◆ **ENTRIES SHOWN**:
━━━

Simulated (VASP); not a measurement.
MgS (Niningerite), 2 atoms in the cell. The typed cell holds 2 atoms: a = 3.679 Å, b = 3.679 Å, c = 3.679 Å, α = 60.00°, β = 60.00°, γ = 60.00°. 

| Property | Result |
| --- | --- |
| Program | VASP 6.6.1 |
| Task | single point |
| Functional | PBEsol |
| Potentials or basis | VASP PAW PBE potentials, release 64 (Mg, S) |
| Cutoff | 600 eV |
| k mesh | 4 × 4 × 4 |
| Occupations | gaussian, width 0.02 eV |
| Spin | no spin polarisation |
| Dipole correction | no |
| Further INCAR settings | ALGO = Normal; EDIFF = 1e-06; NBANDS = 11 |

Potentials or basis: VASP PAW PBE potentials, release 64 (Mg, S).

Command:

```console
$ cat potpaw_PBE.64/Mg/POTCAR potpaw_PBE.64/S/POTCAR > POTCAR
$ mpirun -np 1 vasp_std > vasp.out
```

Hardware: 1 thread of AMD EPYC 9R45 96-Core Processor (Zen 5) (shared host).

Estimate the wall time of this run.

━━━

◆ **ACTION ITEM**:
Beginning with the first line of the listing above, print each line exactly until you have printed the line that contains "Hardware: 1 thread".

◆ **EXPECTED ANSWER**:
Simulated (VASP); not a measurement.
MgS (Niningerite), 2 atoms in the cell. The typed cell holds 2 atoms: a = 3.679 Å, b = 3.679 Å, c = 3.679 Å, α = 60.00°, β = 60.00°, γ = 60.00°. 

| Property | Result |
| --- | --- |
| Program | VASP 6.6.1 |
| Task | single point |
| Functional | PBEsol |
| Potentials or basis | VASP PAW PBE potentials, release 64 (Mg, S) |
| Cutoff | 600 eV |
| k mesh | 4 × 4 × 4 |
| Occupations | gaussian, width 0.02 eV |
| Spin | no spin polarisation |
| Dipole correction | no |
| Further INCAR settings | ALGO = Normal; EDIFF = 1e-06; NBANDS = 11 |

Potentials or basis: VASP PAW PBE potentials, release 64 (Mg, S).

Command:

```console
$ cat potpaw_PBE.64/Mg/POTCAR potpaw_PBE.64/S/POTCAR > POTCAR
$ mpirun -np 1 vasp_std > vasp.out
```

Hardware: 1 thread of AMD EPYC 9R45 96-Core Processor (Zen 5) (shared host).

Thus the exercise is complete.